Each line from the beginning of the data below through the line containing "No azeotrope shows between x = 0.05 and 0.95." should be repeated exactly, please.

━━━━━ Extracted entries

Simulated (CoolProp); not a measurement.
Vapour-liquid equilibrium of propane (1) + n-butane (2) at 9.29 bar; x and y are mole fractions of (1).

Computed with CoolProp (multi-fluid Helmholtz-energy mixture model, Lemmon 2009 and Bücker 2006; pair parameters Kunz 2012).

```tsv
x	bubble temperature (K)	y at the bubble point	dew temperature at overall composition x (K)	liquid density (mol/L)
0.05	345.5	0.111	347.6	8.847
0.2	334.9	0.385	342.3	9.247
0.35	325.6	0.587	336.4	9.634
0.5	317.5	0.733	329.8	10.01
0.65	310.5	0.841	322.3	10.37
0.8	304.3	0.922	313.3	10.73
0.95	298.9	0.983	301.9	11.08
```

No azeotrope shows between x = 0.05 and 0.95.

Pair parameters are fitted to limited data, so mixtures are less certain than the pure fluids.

━━━━━━━━━━

Written answer:
Simulated (CoolProp); not a measurement.
Vapour-liquid equilibrium of propane (1) + n-butane (2) at 9.29 bar; x and y are mole fractions of (1).

Computed with CoolProp (multi-fluid Helmholtz-energy mixture model, Lemmon 2009 and Bücker 2006; pair parameters Kunz 2012).

```tsv
x	bubble temperature (K)	y at the bubble point	dew temperature at overall composition x (K)	liquid density (mol/L)
0.05	345.5	0.111	347.6	8.847
0.2	334.9	0.385	342.3	9.247
0.35	325.6	0.587	336.4	9.634
0.5	317.5	0.733	329.8	10.01
0.65	310.5	0.841	322.3	10.37
0.8	304.3	0.922	313.3	10.73
0.95	298.9	0.983	301.9	11.08
```

No azeotrope shows between x = 0.05 and 0.95.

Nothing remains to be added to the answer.